########

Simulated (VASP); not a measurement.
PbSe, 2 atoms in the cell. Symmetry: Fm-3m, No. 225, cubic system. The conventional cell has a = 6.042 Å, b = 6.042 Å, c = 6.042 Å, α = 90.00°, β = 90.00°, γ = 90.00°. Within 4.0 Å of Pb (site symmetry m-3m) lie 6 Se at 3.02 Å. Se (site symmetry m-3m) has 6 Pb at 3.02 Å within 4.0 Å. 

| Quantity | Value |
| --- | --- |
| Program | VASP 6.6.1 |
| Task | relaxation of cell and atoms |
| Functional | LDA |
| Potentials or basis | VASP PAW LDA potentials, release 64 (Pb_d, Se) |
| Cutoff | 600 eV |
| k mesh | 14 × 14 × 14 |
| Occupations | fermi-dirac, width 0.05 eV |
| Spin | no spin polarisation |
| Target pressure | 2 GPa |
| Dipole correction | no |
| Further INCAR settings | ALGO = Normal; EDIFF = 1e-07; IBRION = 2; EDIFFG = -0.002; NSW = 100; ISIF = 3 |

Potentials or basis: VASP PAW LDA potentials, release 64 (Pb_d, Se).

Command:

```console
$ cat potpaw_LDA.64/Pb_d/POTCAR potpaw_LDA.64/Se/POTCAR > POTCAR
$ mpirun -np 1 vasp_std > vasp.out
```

########

▶ Exercise: Repeat all of the material above exactly, with no line dropped.

▶ Written reply:
Simulated (VASP); not a measurement.
PbSe, 2 atoms in the cell. Symmetry: Fm-3m, No. 225, cubic system. The conventional cell has a = 6.042 Å, b = 6.042 Å, c = 6.042 Å, α = 90.00°, β = 90.00°, γ = 90.00°. Within 4.0 Å of Pb (site symmetry m-3m) lie 6 Se at 3.02 Å. Se (site symmetry m-3m) has 6 Pb at 3.02 Å within 4.0 Å. 

| Quantity | Value |
| --- | --- |
| Program | VASP 6.6.1 |
| Task | relaxation of cell and atoms |
| Functional | LDA |
| Potentials or basis | VASP PAW LDA potentials, release 64 (Pb_d, Se) |
| Cutoff | 600 eV |
| k mesh | 14 × 14 × 14 |
| Occupations | fermi-dirac, width 0.05 eV |
| Spin | no spin polarisation |
| Target pressure | 2 GPa |
| Dipole correction | no |
| Further INCAR settings | ALGO = Normal; EDIFF = 1e-07; IBRION = 2; EDIFFG = -0.002; NSW = 100; ISIF = 3 |

Potentials or basis: VASP PAW LDA potentials, release 64 (Pb_d, Se).

Command:

```console
$ cat potpaw_LDA.64/Pb_d/POTCAR potpaw_LDA.64/Se/POTCAR > POTCAR
$ mpirun -np 1 vasp_std > vasp.out
```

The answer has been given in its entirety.